__DATASET CONTENT__.
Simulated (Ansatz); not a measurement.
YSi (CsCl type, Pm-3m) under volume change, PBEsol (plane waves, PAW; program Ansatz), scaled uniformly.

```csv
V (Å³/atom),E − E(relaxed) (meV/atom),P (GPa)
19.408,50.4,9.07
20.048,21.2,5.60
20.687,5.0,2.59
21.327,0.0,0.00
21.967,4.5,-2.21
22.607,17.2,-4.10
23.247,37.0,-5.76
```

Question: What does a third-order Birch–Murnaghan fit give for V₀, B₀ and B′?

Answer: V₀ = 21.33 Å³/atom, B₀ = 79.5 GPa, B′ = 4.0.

__REQUIREMENT__.
Write out the records shown above, exactly as they appear.

__REPLY__.
Simulated (Ansatz); not a measurement.
YSi (CsCl type, Pm-3m) under volume change, PBEsol (plane waves, PAW; program Ansatz), scaled uniformly.

```csv
V (Å³/atom),E − E(relaxed) (meV/atom),P (GPa)
19.408,50.4,9.07
20.048,21.2,5.60
20.687,5.0,2.59
21.327,0.0,0.00
21.967,4.5,-2.21
22.607,17.2,-4.10
23.247,37.0,-5.76
```

Question: What does a third-order Birch–Murnaghan fit give for V₀, B₀ and B′?

Answer: V₀ = 21.33 Å³/atom, B₀ = 79.5 GPa, B′ = 4.0.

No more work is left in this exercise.